Requirement: Line by line, copy all of the data exactly.

Information given:
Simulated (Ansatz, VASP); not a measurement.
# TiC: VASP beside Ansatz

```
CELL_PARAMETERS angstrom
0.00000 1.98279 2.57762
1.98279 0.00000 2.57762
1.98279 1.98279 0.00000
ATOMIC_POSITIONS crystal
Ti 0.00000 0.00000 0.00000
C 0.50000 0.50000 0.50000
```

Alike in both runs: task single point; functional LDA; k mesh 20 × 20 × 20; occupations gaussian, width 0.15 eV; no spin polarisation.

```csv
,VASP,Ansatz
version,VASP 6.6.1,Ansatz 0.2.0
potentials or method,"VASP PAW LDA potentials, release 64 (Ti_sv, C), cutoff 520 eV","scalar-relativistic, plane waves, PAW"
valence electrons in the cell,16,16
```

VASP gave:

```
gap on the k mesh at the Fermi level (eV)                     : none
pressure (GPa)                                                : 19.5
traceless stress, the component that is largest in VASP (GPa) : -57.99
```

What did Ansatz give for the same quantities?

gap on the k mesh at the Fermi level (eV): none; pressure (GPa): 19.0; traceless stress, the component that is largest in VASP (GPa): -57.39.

Task answer:
Simulated (Ansatz, VASP); not a measurement.
# TiC: VASP beside Ansatz

```
CELL_PARAMETERS angstrom
0.00000 1.98279 2.57762
1.98279 0.00000 2.57762
1.98279 1.98279 0.00000
ATOMIC_POSITIONS crystal
Ti 0.00000 0.00000 0.00000
C 0.50000 0.50000 0.50000
```

Alike in both runs: task single point; functional LDA; k mesh 20 × 20 × 20; occupations gaussian, width 0.15 eV; no spin polarisation.

```csv
,VASP,Ansatz
version,VASP 6.6.1,Ansatz 0.2.0
potentials or method,"VASP PAW LDA potentials, release 64 (Ti_sv, C), cutoff 520 eV","scalar-relativistic, plane waves, PAW"
valence electrons in the cell,16,16
```

VASP gave:

```
gap on the k mesh at the Fermi level (eV)                     : none
pressure (GPa)                                                : 19.5
traceless stress, the component that is largest in VASP (GPa) : -57.99
```

What did Ansatz give for the same quantities?

gap on the k mesh at the Fermi level (eV): none; pressure (GPa): 19.0; traceless stress, the component that is largest in VASP (GPa): -57.39.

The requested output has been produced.